▶ The data:
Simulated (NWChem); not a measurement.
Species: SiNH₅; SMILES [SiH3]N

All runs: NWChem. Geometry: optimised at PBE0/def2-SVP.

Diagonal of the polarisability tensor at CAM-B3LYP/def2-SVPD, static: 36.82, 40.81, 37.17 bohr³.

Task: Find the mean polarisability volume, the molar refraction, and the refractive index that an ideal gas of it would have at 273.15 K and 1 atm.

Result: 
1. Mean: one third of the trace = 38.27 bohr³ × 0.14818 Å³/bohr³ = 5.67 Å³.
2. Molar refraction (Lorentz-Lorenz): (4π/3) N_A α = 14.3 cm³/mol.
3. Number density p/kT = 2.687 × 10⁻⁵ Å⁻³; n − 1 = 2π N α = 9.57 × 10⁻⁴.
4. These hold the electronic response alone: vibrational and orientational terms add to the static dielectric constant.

▶ Action item:
Within the material above, extract exactly the lines that start at the line containing "Species: SiNH₅; SMILES [SiH3]N" and stop after the line containing "3. Number density", and only those.

▶ Expected answer:
Species: SiNH₅; SMILES [SiH3]N

All runs: NWChem. Geometry: optimised at PBE0/def2-SVP.

Diagonal of the polarisability tensor at CAM-B3LYP/def2-SVPD, static: 36.82, 40.81, 37.17 bohr³.

Task: Find the mean polarisability volume, the molar refraction, and the refractive index that an ideal gas of it would have at 273.15 K and 1 atm.

Result: 
1. Mean: one third of the trace = 38.27 bohr³ × 0.14818 Å³/bohr³ = 5.67 Å³.
2. Molar refraction (Lorentz-Lorenz): (4π/3) N_A α = 14.3 cm³/mol.
3. Number density p/kT = 2.687 × 10⁻⁵ Å⁻³; n − 1 = 2π N α = 9.57 × 10⁻⁴.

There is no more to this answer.